Extracted entries =>
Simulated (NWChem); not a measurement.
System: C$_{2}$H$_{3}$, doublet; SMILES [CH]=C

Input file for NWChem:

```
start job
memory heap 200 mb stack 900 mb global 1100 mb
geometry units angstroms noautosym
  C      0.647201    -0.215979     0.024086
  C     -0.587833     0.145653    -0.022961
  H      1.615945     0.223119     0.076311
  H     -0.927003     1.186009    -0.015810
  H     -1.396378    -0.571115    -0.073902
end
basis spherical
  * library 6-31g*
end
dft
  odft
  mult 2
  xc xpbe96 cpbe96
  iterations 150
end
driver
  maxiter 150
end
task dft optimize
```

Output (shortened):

Exercise => Reproduce the complete data exactly as presented above.

Result =>
Simulated (NWChem); not a measurement.
System: C$_{2}$H$_{3}$, doublet; SMILES [CH]=C

Input file for NWChem:

```
start job
memory heap 200 mb stack 900 mb global 1100 mb
geometry units angstroms noautosym
  C      0.647201    -0.215979     0.024086
  C     -0.587833     0.145653    -0.022961
  H      1.615945     0.223119     0.076311
  H     -0.927003     1.186009    -0.015810
  H     -1.396378    -0.571115    -0.073902
end
basis spherical
  * library 6-31g*
end
dft
  odft
  mult 2
  xc xpbe96 cpbe96
  iterations 150
end
driver
  maxiter 150
end
task dft optimize
```

Output (shortened):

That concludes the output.